*** Opening LISTED ENTRIES ***

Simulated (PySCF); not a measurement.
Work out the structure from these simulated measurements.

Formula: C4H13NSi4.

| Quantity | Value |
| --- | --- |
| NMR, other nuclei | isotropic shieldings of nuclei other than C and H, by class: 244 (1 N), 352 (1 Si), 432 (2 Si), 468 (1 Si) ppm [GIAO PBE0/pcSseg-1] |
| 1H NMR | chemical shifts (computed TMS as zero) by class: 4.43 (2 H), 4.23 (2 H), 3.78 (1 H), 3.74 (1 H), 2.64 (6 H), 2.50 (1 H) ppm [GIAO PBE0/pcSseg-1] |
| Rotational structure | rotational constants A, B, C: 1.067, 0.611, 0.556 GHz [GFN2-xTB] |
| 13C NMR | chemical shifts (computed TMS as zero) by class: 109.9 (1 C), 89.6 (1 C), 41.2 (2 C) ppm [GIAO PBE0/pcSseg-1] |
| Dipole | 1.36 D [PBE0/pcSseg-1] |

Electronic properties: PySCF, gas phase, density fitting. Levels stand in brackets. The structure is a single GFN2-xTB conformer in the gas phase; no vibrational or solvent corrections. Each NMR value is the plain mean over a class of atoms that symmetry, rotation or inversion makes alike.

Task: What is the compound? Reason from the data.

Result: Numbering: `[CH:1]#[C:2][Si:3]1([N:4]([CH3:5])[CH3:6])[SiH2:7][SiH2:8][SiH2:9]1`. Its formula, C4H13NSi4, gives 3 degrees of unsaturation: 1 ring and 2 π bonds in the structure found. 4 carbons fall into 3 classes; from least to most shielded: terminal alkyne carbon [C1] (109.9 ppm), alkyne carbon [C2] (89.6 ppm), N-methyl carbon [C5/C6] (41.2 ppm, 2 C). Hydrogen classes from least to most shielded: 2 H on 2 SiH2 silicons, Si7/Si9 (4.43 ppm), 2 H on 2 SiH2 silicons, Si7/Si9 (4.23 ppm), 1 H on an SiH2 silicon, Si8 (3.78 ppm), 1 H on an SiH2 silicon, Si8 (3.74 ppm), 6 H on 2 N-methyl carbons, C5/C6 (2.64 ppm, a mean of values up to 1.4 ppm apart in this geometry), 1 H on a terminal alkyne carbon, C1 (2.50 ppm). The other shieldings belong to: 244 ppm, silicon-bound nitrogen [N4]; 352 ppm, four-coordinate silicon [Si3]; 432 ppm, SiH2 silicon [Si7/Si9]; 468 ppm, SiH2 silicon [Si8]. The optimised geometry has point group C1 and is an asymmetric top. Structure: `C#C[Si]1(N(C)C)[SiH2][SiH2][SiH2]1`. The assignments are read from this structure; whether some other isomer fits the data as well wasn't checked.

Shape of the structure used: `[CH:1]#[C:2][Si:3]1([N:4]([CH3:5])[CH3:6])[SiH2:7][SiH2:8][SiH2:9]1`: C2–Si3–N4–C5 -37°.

*** Closing LISTED ENTRIES ***

• **WORK ITEM**
Exact copies of the lines from the start of the data up to the line holding "GHz [GFN2-xTB] |", both included, are all that is needed.

• **SOLUTION**
Simulated (PySCF); not a measurement.
Work out the structure from these simulated measurements.

Formula: C4H13NSi4.

| Quantity | Value |
| --- | --- |
| NMR, other nuclei | isotropic shieldings of nuclei other than C and H, by class: 244 (1 N), 352 (1 Si), 432 (2 Si), 468 (1 Si) ppm [GIAO PBE0/pcSseg-1] |
| 1H NMR | chemical shifts (computed TMS as zero) by class: 4.43 (2 H), 4.23 (2 H), 3.78 (1 H), 3.74 (1 H), 2.64 (6 H), 2.50 (1 H) ppm [GIAO PBE0/pcSseg-1] |
| Rotational structure | rotational constants A, B, C: 1.067, 0.611, 0.556 GHz [GFN2-xTB] |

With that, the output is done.